Assigned task:
When you reach the line with "Task: How far" in the listing below, transcribe it and each line after it up to and including the line with "- Soave-Redlich-Kwong: mean", exactly and with nothing else.

========================================

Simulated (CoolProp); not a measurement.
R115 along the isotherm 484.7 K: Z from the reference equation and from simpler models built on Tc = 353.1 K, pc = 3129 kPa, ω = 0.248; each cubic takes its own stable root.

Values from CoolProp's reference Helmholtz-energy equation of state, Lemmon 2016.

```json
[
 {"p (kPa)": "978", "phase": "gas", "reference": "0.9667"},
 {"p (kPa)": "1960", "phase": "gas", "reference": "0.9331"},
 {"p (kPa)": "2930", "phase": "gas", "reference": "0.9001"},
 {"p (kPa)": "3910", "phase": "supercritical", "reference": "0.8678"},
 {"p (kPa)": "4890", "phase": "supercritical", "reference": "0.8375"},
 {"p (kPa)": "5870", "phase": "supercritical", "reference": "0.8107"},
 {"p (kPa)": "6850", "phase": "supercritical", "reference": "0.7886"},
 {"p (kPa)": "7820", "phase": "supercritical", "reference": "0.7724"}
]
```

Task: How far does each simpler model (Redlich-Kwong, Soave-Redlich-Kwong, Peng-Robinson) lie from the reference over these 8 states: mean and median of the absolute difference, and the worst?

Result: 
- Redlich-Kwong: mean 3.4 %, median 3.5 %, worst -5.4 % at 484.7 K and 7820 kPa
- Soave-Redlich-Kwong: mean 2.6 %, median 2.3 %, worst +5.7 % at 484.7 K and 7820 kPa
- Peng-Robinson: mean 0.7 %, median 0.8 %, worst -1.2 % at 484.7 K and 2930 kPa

========================================

Problem solution:
Task: How far does each simpler model (Redlich-Kwong, Soave-Redlich-Kwong, Peng-Robinson) lie from the reference over these 8 states: mean and median of the absolute difference, and the worst?

Result: 
- Redlich-Kwong: mean 3.4 %, median 3.5 %, worst -5.4 % at 484.7 K and 7820 kPa
- Soave-Redlich-Kwong: mean 2.6 %, median 2.3 %, worst +5.7 % at 484.7 K and 7820 kPa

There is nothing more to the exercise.